WORK ORDER
Transcribe word for word the lines below from the line with "HMBC (two and" through the line with "δ = σ(ref) −", ends included.

::: DATA EXCERPTS
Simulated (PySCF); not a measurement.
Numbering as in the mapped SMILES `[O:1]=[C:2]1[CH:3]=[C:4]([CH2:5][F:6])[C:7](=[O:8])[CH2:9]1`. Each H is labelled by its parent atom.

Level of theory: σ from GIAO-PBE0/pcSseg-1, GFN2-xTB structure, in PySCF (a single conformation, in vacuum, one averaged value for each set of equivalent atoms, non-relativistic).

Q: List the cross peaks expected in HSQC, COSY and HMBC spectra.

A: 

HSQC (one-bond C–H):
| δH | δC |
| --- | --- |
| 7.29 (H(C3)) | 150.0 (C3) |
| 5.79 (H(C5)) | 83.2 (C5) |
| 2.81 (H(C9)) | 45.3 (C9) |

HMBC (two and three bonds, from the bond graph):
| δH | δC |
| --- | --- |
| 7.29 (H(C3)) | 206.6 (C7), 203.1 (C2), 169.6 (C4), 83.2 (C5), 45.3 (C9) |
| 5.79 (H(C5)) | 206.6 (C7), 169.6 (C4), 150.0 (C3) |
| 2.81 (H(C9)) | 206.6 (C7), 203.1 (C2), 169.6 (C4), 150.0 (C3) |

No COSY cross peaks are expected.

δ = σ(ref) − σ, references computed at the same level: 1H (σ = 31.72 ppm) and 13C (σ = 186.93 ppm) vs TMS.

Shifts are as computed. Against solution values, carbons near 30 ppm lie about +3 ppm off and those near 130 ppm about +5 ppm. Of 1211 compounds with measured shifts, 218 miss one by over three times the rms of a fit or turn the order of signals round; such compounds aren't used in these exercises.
::::::

EXPECTED ANSWER
HMBC (two and three bonds, from the bond graph):
| δH | δC |
| --- | --- |
| 7.29 (H(C3)) | 206.6 (C7), 203.1 (C2), 169.6 (C4), 83.2 (C5), 45.3 (C9) |
| 5.79 (H(C5)) | 206.6 (C7), 169.6 (C4), 150.0 (C3) |
| 2.81 (H(C9)) | 206.6 (C7), 203.1 (C2), 169.6 (C4), 150.0 (C3) |

No COSY cross peaks are expected.

δ = σ(ref) − σ, references computed at the same level: 1H (σ = 31.72 ppm) and 13C (σ = 186.93 ppm) vs TMS.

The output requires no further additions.